# [WORK TASK]
Take the records below and retype them line by line, from the first line through the one containing "Problem. How do"; stop there.

# [LISTED ENTRIES]
------------------------------------------------------------------------
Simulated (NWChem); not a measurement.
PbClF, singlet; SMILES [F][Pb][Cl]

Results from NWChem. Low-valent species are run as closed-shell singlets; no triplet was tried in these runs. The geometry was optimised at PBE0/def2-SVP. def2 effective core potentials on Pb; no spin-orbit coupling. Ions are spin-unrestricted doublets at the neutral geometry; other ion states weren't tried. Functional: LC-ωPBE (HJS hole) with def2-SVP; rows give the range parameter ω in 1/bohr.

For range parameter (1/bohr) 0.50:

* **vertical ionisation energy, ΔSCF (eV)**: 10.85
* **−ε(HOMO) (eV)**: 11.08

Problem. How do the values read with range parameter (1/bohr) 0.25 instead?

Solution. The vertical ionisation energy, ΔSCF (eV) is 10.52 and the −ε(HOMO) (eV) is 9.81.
------------------------------------------------------------------------

# [EXPECTED ANSWER]
Simulated (NWChem); not a measurement.
PbClF, singlet; SMILES [F][Pb][Cl]

Results from NWChem. Low-valent species are run as closed-shell singlets; no triplet was tried in these runs. The geometry was optimised at PBE0/def2-SVP. def2 effective core potentials on Pb; no spin-orbit coupling. Ions are spin-unrestricted doublets at the neutral geometry; other ion states weren't tried. Functional: LC-ωPBE (HJS hole) with def2-SVP; rows give the range parameter ω in 1/bohr.

For range parameter (1/bohr) 0.50:

* **vertical ionisation energy, ΔSCF (eV)**: 10.85
* **−ε(HOMO) (eV)**: 11.08

Problem. How do the values read with range parameter (1/bohr) 0.25 instead?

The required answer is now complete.